▶ [Work instruction]: An exact repetition of the listing is required.

▶ [Provided information]:
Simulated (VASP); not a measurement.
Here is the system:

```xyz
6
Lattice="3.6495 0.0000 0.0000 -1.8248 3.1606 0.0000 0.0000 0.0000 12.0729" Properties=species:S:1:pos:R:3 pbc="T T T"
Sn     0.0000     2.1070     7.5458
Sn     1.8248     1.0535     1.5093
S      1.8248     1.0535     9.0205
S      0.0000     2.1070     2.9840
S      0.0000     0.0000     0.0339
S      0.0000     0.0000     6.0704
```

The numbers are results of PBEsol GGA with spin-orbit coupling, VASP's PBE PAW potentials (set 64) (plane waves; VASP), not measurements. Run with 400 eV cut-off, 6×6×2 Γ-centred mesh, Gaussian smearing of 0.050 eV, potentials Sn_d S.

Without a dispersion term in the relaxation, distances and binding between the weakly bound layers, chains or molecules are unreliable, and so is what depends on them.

▶ [Written answer]:
Simulated (VASP); not a measurement.
Here is the system:

```xyz
6
Lattice="3.6495 0.0000 0.0000 -1.8248 3.1606 0.0000 0.0000 0.0000 12.0729" Properties=species:S:1:pos:R:3 pbc="T T T"
Sn     0.0000     2.1070     7.5458
Sn     1.8248     1.0535     1.5093
S      1.8248     1.0535     9.0205
S      0.0000     2.1070     2.9840
S      0.0000     0.0000     0.0339
S      0.0000     0.0000     6.0704
```

The numbers are results of PBEsol GGA with spin-orbit coupling, VASP's PBE PAW potentials (set 64) (plane waves; VASP), not measurements. Run with 400 eV cut-off, 6×6×2 Γ-centred mesh, Gaussian smearing of 0.050 eV, potentials Sn_d S.

Without a dispersion term in the relaxation, distances and binding between the weakly bound layers, chains or molecules are unreliable, and so is what depends on them.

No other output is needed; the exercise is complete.